______________________________

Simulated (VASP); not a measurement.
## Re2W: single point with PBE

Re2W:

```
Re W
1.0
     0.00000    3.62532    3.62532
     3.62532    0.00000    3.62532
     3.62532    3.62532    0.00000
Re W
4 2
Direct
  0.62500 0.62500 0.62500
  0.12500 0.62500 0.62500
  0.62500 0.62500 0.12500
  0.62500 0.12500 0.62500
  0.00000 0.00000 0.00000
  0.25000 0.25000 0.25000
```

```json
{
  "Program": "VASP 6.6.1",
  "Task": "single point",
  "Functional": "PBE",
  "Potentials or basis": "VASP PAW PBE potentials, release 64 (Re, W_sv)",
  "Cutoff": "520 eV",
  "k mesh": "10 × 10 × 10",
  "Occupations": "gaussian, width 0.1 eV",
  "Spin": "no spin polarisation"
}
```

______________________________

Without changing a single character, write out all of the entries.

Simulated (VASP); not a measurement.
## Re2W: single point with PBE

Re2W:

```
Re W
1.0
     0.00000    3.62532    3.62532
     3.62532    0.00000    3.62532
     3.62532    3.62532    0.00000
Re W
4 2
Direct
  0.62500 0.62500 0.62500
  0.12500 0.62500 0.62500
  0.62500 0.62500 0.12500
  0.62500 0.12500 0.62500
  0.00000 0.00000 0.00000
  0.25000 0.25000 0.25000
```

```json
{
  "Program": "VASP 6.6.1",
  "Task": "single point",
  "Functional": "PBE",
  "Potentials or basis": "VASP PAW PBE potentials, release 64 (Re, W_sv)",
  "Cutoff": "520 eV",
  "k mesh": "10 × 10 × 10",
  "Occupations": "gaussian, width 0.1 eV",
  "Spin": "no spin polarisation"
}
```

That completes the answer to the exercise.